◆ **Available data**
——————————

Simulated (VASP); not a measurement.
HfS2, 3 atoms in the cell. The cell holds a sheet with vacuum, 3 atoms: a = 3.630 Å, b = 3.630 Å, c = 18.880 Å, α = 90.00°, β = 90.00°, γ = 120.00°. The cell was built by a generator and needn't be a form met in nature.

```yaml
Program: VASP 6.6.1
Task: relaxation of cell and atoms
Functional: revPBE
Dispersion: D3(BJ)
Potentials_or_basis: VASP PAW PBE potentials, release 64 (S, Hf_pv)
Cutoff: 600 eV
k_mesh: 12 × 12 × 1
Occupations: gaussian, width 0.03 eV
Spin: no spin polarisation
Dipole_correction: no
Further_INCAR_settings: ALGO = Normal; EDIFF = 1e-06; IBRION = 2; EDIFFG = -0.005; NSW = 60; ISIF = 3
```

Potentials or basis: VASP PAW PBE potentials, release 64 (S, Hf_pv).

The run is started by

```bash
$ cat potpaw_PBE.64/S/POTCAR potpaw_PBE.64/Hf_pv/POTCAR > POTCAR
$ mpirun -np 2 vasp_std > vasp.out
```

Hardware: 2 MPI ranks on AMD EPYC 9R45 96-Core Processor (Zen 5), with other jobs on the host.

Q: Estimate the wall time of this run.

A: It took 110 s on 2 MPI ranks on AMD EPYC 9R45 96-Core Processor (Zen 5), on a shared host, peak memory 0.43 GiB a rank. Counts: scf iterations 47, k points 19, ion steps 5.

——————————

Reproduce the entries exactly, starting at their first line and stopping after the line with "Q: Estimate the wall time of this run.".

Simulated (VASP); not a measurement.
HfS2, 3 atoms in the cell. The cell holds a sheet with vacuum, 3 atoms: a = 3.630 Å, b = 3.630 Å, c = 18.880 Å, α = 90.00°, β = 90.00°, γ = 120.00°. The cell was built by a generator and needn't be a form met in nature.

```yaml
Program: VASP 6.6.1
Task: relaxation of cell and atoms
Functional: revPBE
Dispersion: D3(BJ)
Potentials_or_basis: VASP PAW PBE potentials, release 64 (S, Hf_pv)
Cutoff: 600 eV
k_mesh: 12 × 12 × 1
Occupations: gaussian, width 0.03 eV
Spin: no spin polarisation
Dipole_correction: no
Further_INCAR_settings: ALGO = Normal; EDIFF = 1e-06; IBRION = 2; EDIFFG = -0.005; NSW = 60; ISIF = 3
```

Potentials or basis: VASP PAW PBE potentials, release 64 (S, Hf_pv).

The run is started by

```bash
$ cat potpaw_PBE.64/S/POTCAR potpaw_PBE.64/Hf_pv/POTCAR > POTCAR
$ mpirun -np 2 vasp_std > vasp.out
```

Hardware: 2 MPI ranks on AMD EPYC 9R45 96-Core Processor (Zen 5), with other jobs on the host.

Q: Estimate the wall time of this run.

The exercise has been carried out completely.